-------- Information supplied --------
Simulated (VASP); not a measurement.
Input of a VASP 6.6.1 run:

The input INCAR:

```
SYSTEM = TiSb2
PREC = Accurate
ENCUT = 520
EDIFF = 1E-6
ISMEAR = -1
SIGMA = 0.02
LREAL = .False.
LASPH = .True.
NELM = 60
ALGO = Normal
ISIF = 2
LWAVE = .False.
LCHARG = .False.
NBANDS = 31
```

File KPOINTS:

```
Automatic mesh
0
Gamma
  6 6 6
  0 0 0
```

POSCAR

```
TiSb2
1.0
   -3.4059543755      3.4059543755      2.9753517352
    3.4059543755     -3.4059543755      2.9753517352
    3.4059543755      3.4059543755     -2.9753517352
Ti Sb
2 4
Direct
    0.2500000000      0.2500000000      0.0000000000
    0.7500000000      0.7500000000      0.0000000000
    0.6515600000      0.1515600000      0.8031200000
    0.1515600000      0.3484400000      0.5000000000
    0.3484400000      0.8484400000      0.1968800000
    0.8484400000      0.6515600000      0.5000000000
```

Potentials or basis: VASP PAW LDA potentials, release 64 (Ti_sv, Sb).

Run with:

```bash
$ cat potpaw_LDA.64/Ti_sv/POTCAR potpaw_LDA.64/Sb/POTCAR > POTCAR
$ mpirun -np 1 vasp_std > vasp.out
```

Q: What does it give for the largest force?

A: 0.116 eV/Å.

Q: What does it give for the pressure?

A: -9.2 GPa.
--------

Where the data above reaches the line holding "Q: What does it give for the largest force?", begin printing, and stop after the line holding "Q: What does it give for the pressure?". Each line must be reproduced exactly, with nothing else added.

Q: What does it give for the largest force?

A: 0.116 eV/Å.

Q: What does it give for the pressure?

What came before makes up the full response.